--- Entries shown ---
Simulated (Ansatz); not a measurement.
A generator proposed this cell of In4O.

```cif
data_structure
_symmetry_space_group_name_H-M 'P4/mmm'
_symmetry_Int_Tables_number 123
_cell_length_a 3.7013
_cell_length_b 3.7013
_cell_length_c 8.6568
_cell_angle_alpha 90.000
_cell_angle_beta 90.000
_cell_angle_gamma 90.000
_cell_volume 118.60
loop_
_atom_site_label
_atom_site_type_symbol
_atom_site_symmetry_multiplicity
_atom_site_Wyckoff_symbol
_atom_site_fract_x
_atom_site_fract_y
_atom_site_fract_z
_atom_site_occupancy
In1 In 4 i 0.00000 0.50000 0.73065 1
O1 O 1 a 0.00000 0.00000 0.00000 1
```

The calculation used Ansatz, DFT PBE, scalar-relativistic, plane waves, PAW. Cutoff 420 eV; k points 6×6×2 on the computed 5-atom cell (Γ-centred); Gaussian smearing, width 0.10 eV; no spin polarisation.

--- Activity ---
Reproduce the full block of data exactly, omitting nothing.

--- Written answer ---
Simulated (Ansatz); not a measurement.
A generator proposed this cell of In4O.

```cif
data_structure
_symmetry_space_group_name_H-M 'P4/mmm'
_symmetry_Int_Tables_number 123
_cell_length_a 3.7013
_cell_length_b 3.7013
_cell_length_c 8.6568
_cell_angle_alpha 90.000
_cell_angle_beta 90.000
_cell_angle_gamma 90.000
_cell_volume 118.60
loop_
_atom_site_label
_atom_site_type_symbol
_atom_site_symmetry_multiplicity
_atom_site_Wyckoff_symbol
_atom_site_fract_x
_atom_site_fract_y
_atom_site_fract_z
_atom_site_occupancy
In1 In 4 i 0.00000 0.50000 0.73065 1
O1 O 1 a 0.00000 0.00000 0.00000 1
```

The calculation used Ansatz, DFT PBE, scalar-relativistic, plane waves, PAW. Cutoff 420 eV; k points 6×6×2 on the computed 5-atom cell (Γ-centred); Gaussian smearing, width 0.10 eV; no spin polarisation.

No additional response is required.